WORK ORDER
Repeat the whole listing. Keep it exact.

RECORDS SUPPLIED
- - - - -

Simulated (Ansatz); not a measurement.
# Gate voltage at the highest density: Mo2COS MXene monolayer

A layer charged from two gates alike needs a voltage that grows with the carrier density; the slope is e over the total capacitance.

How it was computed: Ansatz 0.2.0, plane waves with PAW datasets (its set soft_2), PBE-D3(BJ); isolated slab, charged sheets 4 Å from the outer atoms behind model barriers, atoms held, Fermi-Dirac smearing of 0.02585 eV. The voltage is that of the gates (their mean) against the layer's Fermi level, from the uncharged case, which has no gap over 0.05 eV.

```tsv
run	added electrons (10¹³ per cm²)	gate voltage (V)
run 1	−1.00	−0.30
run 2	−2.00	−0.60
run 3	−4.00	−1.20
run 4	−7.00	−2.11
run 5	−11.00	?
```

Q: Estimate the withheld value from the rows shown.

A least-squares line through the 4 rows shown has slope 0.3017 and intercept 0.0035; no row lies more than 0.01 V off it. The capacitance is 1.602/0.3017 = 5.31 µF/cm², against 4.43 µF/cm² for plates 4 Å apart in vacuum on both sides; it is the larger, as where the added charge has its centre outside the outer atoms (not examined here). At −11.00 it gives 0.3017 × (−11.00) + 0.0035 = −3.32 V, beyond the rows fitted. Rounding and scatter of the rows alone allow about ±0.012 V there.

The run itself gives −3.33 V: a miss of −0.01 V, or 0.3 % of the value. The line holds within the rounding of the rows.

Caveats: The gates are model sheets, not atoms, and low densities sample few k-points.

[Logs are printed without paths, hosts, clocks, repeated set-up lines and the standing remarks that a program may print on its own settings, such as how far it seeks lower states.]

- - - - -

ANSWER AREA
Simulated (Ansatz); not a measurement.
# Gate voltage at the highest density: Mo2COS MXene monolayer

A layer charged from two gates alike needs a voltage that grows with the carrier density; the slope is e over the total capacitance.

How it was computed: Ansatz 0.2.0, plane waves with PAW datasets (its set soft_2), PBE-D3(BJ); isolated slab, charged sheets 4 Å from the outer atoms behind model barriers, atoms held, Fermi-Dirac smearing of 0.02585 eV. The voltage is that of the gates (their mean) against the layer's Fermi level, from the uncharged case, which has no gap over 0.05 eV.

```tsv
run	added electrons (10¹³ per cm²)	gate voltage (V)
run 1	−1.00	−0.30
run 2	−2.00	−0.60
run 3	−4.00	−1.20
run 4	−7.00	−2.11
run 5	−11.00	?
```

Q: Estimate the withheld value from the rows shown.

A least-squares line through the 4 rows shown has slope 0.3017 and intercept 0.0035; no row lies more than 0.01 V off it. The capacitance is 1.602/0.3017 = 5.31 µF/cm², against 4.43 µF/cm² for plates 4 Å apart in vacuum on both sides; it is the larger, as where the added charge has its centre outside the outer atoms (not examined here). At −11.00 it gives 0.3017 × (−11.00) + 0.0035 = −3.32 V, beyond the rows fitted. Rounding and scatter of the rows alone allow about ±0.012 V there.

The run itself gives −3.33 V: a miss of −0.01 V, or 0.3 % of the value. The line holds within the rounding of the rows.

Caveats: The gates are model sheets, not atoms, and low densities sample few k-points.

[Logs are printed without paths, hosts, clocks, repeated set-up lines and the standing remarks that a program may print on its own settings, such as how far it seeks lower states.]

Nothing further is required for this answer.